++++ Source data

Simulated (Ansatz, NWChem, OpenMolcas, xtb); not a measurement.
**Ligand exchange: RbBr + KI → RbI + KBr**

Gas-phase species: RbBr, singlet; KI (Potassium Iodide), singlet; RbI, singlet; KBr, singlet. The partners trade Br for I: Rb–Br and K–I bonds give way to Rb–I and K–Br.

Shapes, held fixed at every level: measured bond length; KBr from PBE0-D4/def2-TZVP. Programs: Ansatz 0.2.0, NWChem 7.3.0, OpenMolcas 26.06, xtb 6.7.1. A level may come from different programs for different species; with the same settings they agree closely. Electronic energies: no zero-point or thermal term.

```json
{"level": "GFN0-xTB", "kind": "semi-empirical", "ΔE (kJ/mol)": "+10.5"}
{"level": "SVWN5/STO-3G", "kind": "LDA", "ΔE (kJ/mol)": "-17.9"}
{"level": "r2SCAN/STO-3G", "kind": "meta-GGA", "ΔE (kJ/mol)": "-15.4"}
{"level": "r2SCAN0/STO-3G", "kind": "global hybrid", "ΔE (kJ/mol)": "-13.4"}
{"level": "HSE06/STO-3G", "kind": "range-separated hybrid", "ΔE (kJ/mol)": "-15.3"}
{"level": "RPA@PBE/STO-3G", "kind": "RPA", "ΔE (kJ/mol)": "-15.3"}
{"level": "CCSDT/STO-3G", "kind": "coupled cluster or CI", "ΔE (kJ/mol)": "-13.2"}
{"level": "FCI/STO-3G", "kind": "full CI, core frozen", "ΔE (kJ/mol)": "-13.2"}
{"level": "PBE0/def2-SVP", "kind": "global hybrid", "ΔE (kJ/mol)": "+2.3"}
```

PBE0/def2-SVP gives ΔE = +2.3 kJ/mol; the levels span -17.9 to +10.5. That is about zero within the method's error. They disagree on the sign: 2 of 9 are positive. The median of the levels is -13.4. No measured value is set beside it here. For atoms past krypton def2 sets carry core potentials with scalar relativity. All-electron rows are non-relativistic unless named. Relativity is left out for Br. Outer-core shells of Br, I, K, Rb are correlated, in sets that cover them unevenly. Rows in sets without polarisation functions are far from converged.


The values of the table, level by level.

++++++++

> Task item
The first line of the entries, the line with "RbI + KBr**", and every line between them should be retyped exactly, and nothing else.

> Solution
Simulated (Ansatz, NWChem, OpenMolcas, xtb); not a measurement.
**Ligand exchange: RbBr + KI → RbI + KBr**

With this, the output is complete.